** Opening Dataset excerpts block **

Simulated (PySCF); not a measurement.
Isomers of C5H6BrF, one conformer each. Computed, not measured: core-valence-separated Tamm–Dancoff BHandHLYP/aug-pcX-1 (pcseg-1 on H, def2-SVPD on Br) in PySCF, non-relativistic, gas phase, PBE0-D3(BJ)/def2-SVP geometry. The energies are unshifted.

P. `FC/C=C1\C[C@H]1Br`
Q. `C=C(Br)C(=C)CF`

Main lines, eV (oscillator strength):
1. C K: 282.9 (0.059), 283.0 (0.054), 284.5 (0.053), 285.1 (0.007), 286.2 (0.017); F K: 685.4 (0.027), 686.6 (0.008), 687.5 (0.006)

** Closing Dataset excerpts block **

**Action item:**
Exactly as shown above, copy out the material.

**Your response:**
Simulated (PySCF); not a measurement.
Isomers of C5H6BrF, one conformer each. Computed, not measured: core-valence-separated Tamm–Dancoff BHandHLYP/aug-pcX-1 (pcseg-1 on H, def2-SVPD on Br) in PySCF, non-relativistic, gas phase, PBE0-D3(BJ)/def2-SVP geometry. The energies are unshifted.

P. `FC/C=C1\C[C@H]1Br`
Q. `C=C(Br)C(=C)CF`

Main lines, eV (oscillator strength):
1. C K: 282.9 (0.059), 283.0 (0.054), 284.5 (0.053), 285.1 (0.007), 286.2 (0.017); F K: 685.4 (0.027), 686.6 (0.008), 687.5 (0.006)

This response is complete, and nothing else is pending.